> _SUPPLIED RECORDS_
··········

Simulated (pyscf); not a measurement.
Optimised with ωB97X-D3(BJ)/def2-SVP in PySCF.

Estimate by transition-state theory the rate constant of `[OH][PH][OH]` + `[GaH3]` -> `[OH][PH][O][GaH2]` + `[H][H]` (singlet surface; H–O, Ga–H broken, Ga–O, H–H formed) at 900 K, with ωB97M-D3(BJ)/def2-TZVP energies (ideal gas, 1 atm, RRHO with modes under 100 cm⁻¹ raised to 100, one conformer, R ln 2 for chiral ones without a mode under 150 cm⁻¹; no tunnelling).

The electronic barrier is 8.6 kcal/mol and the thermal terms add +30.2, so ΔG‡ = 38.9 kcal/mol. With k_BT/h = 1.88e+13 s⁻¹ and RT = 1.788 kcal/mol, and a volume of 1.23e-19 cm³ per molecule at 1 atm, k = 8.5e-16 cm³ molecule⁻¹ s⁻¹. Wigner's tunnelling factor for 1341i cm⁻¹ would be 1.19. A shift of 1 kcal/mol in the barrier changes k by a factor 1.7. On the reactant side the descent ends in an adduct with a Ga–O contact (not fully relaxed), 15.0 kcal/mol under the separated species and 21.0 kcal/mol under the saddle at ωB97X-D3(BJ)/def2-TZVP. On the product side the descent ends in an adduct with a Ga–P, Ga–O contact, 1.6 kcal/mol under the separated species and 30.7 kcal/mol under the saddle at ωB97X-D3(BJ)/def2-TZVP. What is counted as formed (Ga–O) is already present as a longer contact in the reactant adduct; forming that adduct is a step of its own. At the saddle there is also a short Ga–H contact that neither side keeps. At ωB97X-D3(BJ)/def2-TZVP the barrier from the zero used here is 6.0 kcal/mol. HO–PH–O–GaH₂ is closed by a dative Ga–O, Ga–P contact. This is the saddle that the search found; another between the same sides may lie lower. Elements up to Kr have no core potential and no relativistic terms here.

··········

> _WORK INSTRUCTION_
Starting at the line that has "Optimised with ωB97X-D3(BJ)/def2-SVP" and ending at the line that has "Estimate by transition-state", please write out the lines above exactly, leaving out all others.

> _TASK RESULT_
Optimised with ωB97X-D3(BJ)/def2-SVP in PySCF.

Estimate by transition-state theory the rate constant of `[OH][PH][OH]` + `[GaH3]` -> `[OH][PH][O][GaH2]` + `[H][H]` (singlet surface; H–O, Ga–H broken, Ga–O, H–H formed) at 900 K, with ωB97M-D3(BJ)/def2-TZVP energies (ideal gas, 1 atm, RRHO with modes under 100 cm⁻¹ raised to 100, one conformer, R ln 2 for chiral ones without a mode under 150 cm⁻¹; no tunnelling).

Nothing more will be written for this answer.